* **Assigned task**:
From the very first line down to the line containing "One script that", write out the material exactly as it appears, and no more.

■ ■ ■
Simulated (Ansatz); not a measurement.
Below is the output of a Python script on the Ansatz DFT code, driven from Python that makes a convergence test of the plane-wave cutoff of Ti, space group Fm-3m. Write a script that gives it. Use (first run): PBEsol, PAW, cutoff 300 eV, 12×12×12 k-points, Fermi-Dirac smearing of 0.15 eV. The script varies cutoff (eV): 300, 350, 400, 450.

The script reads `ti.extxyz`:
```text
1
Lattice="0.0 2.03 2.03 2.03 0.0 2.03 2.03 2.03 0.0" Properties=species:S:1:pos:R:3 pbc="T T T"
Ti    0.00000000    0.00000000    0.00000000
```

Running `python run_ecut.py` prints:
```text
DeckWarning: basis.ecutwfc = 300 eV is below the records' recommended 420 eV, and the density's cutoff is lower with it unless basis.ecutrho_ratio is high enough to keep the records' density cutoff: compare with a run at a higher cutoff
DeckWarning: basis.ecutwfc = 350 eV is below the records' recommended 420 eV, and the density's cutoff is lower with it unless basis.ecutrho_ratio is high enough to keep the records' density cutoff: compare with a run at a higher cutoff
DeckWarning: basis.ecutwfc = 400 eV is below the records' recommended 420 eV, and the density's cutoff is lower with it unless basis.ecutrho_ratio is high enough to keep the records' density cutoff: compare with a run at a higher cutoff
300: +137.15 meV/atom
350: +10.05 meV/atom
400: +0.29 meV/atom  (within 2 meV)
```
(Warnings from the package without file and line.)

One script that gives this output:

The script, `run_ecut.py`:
■ ■ ■

* **Problem solution**:
Simulated (Ansatz); not a measurement.
Below is the output of a Python script on the Ansatz DFT code, driven from Python that makes a convergence test of the plane-wave cutoff of Ti, space group Fm-3m. Write a script that gives it. Use (first run): PBEsol, PAW, cutoff 300 eV, 12×12×12 k-points, Fermi-Dirac smearing of 0.15 eV. The script varies cutoff (eV): 300, 350, 400, 450.

The script reads `ti.extxyz`:
```text
1
Lattice="0.0 2.03 2.03 2.03 0.0 2.03 2.03 2.03 0.0" Properties=species:S:1:pos:R:3 pbc="T T T"
Ti    0.00000000    0.00000000    0.00000000
```

Running `python run_ecut.py` prints:
```text
DeckWarning: basis.ecutwfc = 300 eV is below the records' recommended 420 eV, and the density's cutoff is lower with it unless basis.ecutrho_ratio is high enough to keep the records' density cutoff: compare with a run at a higher cutoff
DeckWarning: basis.ecutwfc = 350 eV is below the records' recommended 420 eV, and the density's cutoff is lower with it unless basis.ecutrho_ratio is high enough to keep the records' density cutoff: compare with a run at a higher cutoff
DeckWarning: basis.ecutwfc = 400 eV is below the records' recommended 420 eV, and the density's cutoff is lower with it unless basis.ecutrho_ratio is high enough to keep the records' density cutoff: compare with a run at a higher cutoff
300: +137.15 meV/atom
350: +10.05 meV/atom
400: +0.29 meV/atom  (within 2 meV)
```
(Warnings from the package without file and line.)

One script that gives this output:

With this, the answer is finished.